- [PROVIDED MATERIAL]:
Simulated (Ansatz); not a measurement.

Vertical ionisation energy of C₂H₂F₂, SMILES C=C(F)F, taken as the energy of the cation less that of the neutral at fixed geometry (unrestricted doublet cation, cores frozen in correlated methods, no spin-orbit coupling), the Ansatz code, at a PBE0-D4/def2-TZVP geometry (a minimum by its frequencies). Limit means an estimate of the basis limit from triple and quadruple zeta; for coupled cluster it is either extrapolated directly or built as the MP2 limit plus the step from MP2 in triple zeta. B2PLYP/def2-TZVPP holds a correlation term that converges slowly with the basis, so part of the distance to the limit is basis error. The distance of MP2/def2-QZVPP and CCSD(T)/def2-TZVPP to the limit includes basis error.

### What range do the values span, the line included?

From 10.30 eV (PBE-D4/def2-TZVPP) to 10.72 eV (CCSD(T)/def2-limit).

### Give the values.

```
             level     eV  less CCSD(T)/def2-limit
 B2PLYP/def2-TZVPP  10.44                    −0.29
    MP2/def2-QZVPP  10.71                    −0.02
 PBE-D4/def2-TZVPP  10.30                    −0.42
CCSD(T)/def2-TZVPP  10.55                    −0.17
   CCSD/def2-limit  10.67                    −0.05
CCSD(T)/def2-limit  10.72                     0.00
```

- [ASSIGNED TASK]:
The required output is the exact run of lines from the beginning of the listing above to the line that contains "From 10.30 eV", inclusive of both.

- [EXERCISE SOLUTION]:
Simulated (Ansatz); not a measurement.

Vertical ionisation energy of C₂H₂F₂, SMILES C=C(F)F, taken as the energy of the cation less that of the neutral at fixed geometry (unrestricted doublet cation, cores frozen in correlated methods, no spin-orbit coupling), the Ansatz code, at a PBE0-D4/def2-TZVP geometry (a minimum by its frequencies). Limit means an estimate of the basis limit from triple and quadruple zeta; for coupled cluster it is either extrapolated directly or built as the MP2 limit plus the step from MP2 in triple zeta. B2PLYP/def2-TZVPP holds a correlation term that converges slowly with the basis, so part of the distance to the limit is basis error. The distance of MP2/def2-QZVPP and CCSD(T)/def2-TZVPP to the limit includes basis error.

### What range do the values span, the line included?

From 10.30 eV (PBE-D4/def2-TZVPP) to 10.72 eV (CCSD(T)/def2-limit).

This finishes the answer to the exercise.